*** Dataset

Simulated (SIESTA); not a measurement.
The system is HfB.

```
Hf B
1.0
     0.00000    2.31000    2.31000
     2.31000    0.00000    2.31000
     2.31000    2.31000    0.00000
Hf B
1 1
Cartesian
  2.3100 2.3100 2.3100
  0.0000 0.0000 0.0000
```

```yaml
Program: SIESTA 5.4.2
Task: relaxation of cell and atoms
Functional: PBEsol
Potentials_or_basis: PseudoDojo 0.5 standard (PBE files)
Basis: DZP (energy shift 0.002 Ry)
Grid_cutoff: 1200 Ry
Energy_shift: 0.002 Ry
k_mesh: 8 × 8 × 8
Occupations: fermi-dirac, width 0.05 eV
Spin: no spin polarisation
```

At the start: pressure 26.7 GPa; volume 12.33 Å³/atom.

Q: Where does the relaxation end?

******

| Requirement |
Copy each entry exactly. Omit none.

| Written reply |
Simulated (SIESTA); not a measurement.
The system is HfB.

```
Hf B
1.0
     0.00000    2.31000    2.31000
     2.31000    0.00000    2.31000
     2.31000    2.31000    0.00000
Hf B
1 1
Cartesian
  2.3100 2.3100 2.3100
  0.0000 0.0000 0.0000
```

```yaml
Program: SIESTA 5.4.2
Task: relaxation of cell and atoms
Functional: PBEsol
Potentials_or_basis: PseudoDojo 0.5 standard (PBE files)
Basis: DZP (energy shift 0.002 Ry)
Grid_cutoff: 1200 Ry
Energy_shift: 0.002 Ry
k_mesh: 8 × 8 × 8
Occupations: fermi-dirac, width 0.05 eV
Spin: no spin polarisation
```

At the start: pressure 26.7 GPa; volume 12.33 Å³/atom.

Q: Where does the relaxation end?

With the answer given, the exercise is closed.